=== DATA FOR ANALYSIS ===

-=-=-

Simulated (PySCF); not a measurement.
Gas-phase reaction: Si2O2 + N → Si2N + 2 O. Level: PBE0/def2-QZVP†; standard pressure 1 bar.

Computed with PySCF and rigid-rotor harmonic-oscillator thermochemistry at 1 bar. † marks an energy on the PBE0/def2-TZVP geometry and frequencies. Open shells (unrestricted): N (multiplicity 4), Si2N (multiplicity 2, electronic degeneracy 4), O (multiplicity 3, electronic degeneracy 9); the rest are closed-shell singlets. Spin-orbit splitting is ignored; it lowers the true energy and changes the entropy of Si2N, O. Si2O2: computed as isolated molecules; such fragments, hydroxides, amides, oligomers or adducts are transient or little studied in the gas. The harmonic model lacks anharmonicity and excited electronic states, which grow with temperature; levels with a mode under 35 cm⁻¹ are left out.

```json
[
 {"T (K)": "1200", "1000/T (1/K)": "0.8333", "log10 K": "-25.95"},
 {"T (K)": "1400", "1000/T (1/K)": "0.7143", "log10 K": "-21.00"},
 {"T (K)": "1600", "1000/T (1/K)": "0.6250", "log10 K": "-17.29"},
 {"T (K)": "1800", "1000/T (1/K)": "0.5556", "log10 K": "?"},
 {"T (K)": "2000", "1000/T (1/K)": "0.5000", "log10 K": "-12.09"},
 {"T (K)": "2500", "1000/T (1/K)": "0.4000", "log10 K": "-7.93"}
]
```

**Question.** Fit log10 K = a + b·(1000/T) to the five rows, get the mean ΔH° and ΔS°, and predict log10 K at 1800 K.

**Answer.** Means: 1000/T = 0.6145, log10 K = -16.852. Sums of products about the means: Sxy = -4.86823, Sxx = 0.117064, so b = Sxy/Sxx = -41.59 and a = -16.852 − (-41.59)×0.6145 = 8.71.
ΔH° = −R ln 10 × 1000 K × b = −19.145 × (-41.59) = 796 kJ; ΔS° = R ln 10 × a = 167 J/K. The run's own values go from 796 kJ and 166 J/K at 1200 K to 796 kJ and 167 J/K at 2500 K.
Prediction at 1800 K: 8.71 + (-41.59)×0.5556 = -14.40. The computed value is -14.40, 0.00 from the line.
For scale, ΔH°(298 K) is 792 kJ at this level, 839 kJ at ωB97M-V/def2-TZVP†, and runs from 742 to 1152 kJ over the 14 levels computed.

-=-=-

=== WORK ITEM ===
From the entries above, restate word for word the lines from the line containing "(-41.59)×0.6145 = 8.71." to the line containing "Prediction at 1800", both ends included, and nothing more.

=== ANSWER BOX ===
**Answer.** Means: 1000/T = 0.6145, log10 K = -16.852. Sums of products about the means: Sxy = -4.86823, Sxx = 0.117064, so b = Sxy/Sxx = -41.59 and a = -16.852 − (-41.59)×0.6145 = 8.71.
ΔH° = −R ln 10 × 1000 K × b = −19.145 × (-41.59) = 796 kJ; ΔS° = R ln 10 × a = 167 J/K. The run's own values go from 796 kJ and 166 J/K at 1200 K to 796 kJ and 167 J/K at 2500 K.
Prediction at 1800 K: 8.71 + (-41.59)×0.5556 = -14.40. The computed value is -14.40, 0.00 from the line.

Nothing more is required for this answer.